Start to finish, return the listing exactly as written.

╭──

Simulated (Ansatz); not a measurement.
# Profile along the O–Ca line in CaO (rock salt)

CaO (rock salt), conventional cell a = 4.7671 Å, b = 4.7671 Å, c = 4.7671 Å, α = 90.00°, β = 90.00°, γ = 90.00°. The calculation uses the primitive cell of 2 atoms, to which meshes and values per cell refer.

╰──

> [TASK SOLUTION]:
Simulated (Ansatz); not a measurement.
# Profile along the O–Ca line in CaO (rock salt)

CaO (rock salt), conventional cell a = 4.7671 Å, b = 4.7671 Å, c = 4.7671 Å, α = 90.00°, β = 90.00°, γ = 90.00°. The calculation uses the primitive cell of 2 atoms, to which meshes and values per cell refer.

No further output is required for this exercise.